Supplied information:
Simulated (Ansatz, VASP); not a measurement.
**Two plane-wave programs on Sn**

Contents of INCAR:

Work instruction: Each record above is to be restated word for word.

Your solution:
Simulated (Ansatz, VASP); not a measurement.
**Two plane-wave programs on Sn**

Contents of INCAR:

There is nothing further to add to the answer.